Segment Start: Data for analysis

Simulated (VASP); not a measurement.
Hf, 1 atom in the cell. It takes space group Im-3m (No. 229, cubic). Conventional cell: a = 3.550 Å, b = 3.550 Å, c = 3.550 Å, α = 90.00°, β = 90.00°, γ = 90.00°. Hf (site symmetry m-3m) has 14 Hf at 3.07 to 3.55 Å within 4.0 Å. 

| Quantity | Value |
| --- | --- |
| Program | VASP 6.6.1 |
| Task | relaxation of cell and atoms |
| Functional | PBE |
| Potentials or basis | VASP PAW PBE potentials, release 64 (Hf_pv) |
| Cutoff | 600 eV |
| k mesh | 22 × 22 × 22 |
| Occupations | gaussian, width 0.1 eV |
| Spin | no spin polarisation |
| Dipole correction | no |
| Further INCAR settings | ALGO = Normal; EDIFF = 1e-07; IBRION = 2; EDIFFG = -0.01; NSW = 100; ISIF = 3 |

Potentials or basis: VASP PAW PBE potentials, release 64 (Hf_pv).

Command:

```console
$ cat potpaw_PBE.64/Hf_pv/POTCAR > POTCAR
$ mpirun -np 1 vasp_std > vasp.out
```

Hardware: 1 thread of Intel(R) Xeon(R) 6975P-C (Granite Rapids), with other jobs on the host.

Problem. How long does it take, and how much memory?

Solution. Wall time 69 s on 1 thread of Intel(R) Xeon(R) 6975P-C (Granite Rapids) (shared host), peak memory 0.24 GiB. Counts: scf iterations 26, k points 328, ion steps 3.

Segment End: Data for analysis

### Work instruction:
Only the lines from the beginning of the material through the line with "Problem. How long" should appear in the answer, each copied exactly.

### Exercise solution:
Simulated (VASP); not a measurement.
Hf, 1 atom in the cell. It takes space group Im-3m (No. 229, cubic). Conventional cell: a = 3.550 Å, b = 3.550 Å, c = 3.550 Å, α = 90.00°, β = 90.00°, γ = 90.00°. Hf (site symmetry m-3m) has 14 Hf at 3.07 to 3.55 Å within 4.0 Å. 

| Quantity | Value |
| --- | --- |
| Program | VASP 6.6.1 |
| Task | relaxation of cell and atoms |
| Functional | PBE |
| Potentials or basis | VASP PAW PBE potentials, release 64 (Hf_pv) |
| Cutoff | 600 eV |
| k mesh | 22 × 22 × 22 |
| Occupations | gaussian, width 0.1 eV |
| Spin | no spin polarisation |
| Dipole correction | no |
| Further INCAR settings | ALGO = Normal; EDIFF = 1e-07; IBRION = 2; EDIFFG = -0.01; NSW = 100; ISIF = 3 |

Potentials or basis: VASP PAW PBE potentials, release 64 (Hf_pv).

Command:

```console
$ cat potpaw_PBE.64/Hf_pv/POTCAR > POTCAR
$ mpirun -np 1 vasp_std > vasp.out
```

Hardware: 1 thread of Intel(R) Xeon(R) 6975P-C (Granite Rapids), with other jobs on the host.

Problem. How long does it take, and how much memory?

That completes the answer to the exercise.